───── Records supplied ─────
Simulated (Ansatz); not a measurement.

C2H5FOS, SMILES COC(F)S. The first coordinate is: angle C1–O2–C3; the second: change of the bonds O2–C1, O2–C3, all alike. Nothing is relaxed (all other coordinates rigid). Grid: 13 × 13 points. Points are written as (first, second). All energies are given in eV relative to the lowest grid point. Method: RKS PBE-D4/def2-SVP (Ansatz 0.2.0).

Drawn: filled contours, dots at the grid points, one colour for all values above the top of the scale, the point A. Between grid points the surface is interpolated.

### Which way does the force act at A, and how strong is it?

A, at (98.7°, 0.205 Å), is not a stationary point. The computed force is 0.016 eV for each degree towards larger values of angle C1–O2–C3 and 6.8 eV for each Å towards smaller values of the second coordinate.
─────

→ **Assigned task**
The lines running from the start of the data through the one that contains "### Which way" should be reproduced exactly, and only those.

→ **Task response**
Simulated (Ansatz); not a measurement.

C2H5FOS, SMILES COC(F)S. The first coordinate is: angle C1–O2–C3; the second: change of the bonds O2–C1, O2–C3, all alike. Nothing is relaxed (all other coordinates rigid). Grid: 13 × 13 points. Points are written as (first, second). All energies are given in eV relative to the lowest grid point. Method: RKS PBE-D4/def2-SVP (Ansatz 0.2.0).

Drawn: filled contours, dots at the grid points, one colour for all values above the top of the scale, the point A. Between grid points the surface is interpolated.

### Which way does the force act at A, and how strong is it?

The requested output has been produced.